Data under study:
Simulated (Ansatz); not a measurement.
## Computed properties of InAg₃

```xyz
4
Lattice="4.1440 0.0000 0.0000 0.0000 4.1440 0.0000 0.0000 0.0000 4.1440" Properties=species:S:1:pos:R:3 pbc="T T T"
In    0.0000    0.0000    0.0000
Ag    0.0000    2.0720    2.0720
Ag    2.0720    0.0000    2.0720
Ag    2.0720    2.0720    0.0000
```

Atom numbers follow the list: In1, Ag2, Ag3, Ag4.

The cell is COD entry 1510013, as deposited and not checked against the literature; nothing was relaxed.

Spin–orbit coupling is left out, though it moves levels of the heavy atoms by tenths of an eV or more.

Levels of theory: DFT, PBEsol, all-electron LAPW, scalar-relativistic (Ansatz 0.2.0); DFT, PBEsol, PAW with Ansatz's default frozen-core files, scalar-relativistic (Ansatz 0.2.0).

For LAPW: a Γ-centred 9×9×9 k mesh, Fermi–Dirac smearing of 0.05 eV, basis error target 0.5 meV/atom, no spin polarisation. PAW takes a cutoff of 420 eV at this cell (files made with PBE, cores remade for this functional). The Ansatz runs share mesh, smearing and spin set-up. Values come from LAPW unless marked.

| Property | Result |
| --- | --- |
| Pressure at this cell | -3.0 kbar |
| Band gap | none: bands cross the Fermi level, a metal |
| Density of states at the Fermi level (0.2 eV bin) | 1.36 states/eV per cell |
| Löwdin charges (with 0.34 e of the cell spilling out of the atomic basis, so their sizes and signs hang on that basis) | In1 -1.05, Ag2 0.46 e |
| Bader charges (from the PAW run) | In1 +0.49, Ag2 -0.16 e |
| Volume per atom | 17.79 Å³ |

Work instruction: Return, with no change at all, every line in the entries above from the line containing "level, a metal |" through the line containing "Ag2 0.46 e |".

Response area:
| Band gap | none: bands cross the Fermi level, a metal |
| Density of states at the Fermi level (0.2 eV bin) | 1.36 states/eV per cell |
| Löwdin charges (with 0.34 e of the cell spilling out of the atomic basis, so their sizes and signs hang on that basis) | In1 -1.05, Ag2 0.46 e |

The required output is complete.